Activity ▸ Each record is to be given again precisely as written.

Exercise data ▸
<<<<

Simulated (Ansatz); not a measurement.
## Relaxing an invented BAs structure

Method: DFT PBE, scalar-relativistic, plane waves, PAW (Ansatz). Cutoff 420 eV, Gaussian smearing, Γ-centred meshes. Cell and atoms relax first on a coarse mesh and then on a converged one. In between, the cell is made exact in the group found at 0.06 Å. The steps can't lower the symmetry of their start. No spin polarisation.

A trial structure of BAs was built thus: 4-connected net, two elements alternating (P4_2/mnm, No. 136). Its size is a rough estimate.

>>>>

Written response ▸
Simulated (Ansatz); not a measurement.
## Relaxing an invented BAs structure

Method: DFT PBE, scalar-relativistic, plane waves, PAW (Ansatz). Cutoff 420 eV, Gaussian smearing, Γ-centred meshes. Cell and atoms relax first on a coarse mesh and then on a converged one. In between, the cell is made exact in the group found at 0.06 Å. The steps can't lower the symmetry of their start. No spin polarisation.

A trial structure of BAs was built thus: 4-connected net, two elements alternating (P4_2/mnm, No. 136). Its size is a rough estimate.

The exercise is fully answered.